> Requirement: Stop after the line containing "Level of theory: DFT"; retype every line of the data before it exactly, starting from the first.

> Excerpted records:
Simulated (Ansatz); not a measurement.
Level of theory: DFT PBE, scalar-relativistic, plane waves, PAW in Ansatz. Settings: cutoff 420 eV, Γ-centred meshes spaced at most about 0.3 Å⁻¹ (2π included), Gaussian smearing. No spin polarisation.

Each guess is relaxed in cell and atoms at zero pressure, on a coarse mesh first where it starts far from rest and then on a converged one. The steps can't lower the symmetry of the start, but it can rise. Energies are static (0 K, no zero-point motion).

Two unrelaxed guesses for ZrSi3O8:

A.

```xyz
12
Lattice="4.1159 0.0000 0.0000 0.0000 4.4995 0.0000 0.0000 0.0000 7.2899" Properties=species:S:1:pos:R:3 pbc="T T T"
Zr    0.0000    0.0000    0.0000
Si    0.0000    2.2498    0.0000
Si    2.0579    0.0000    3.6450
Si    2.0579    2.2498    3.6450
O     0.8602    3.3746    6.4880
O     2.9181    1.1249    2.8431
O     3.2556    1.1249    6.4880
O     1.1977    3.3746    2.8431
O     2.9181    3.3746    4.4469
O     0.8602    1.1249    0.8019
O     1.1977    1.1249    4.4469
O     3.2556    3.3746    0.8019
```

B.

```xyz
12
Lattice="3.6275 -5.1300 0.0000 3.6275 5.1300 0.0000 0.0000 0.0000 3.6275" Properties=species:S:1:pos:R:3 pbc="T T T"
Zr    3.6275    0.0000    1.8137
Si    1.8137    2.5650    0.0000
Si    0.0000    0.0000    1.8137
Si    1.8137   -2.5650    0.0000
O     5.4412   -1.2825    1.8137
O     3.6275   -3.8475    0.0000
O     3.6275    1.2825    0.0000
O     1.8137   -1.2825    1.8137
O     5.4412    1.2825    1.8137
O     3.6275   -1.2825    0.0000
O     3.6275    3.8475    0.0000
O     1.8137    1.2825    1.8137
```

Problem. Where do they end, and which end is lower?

> Task output:
Simulated (Ansatz); not a measurement.
Level of theory: DFT PBE, scalar-relativistic, plane waves, PAW in Ansatz. Settings: cutoff 420 eV, Γ-centred meshes spaced at most about 0.3 Å⁻¹ (2π included), Gaussian smearing. No spin polarisation.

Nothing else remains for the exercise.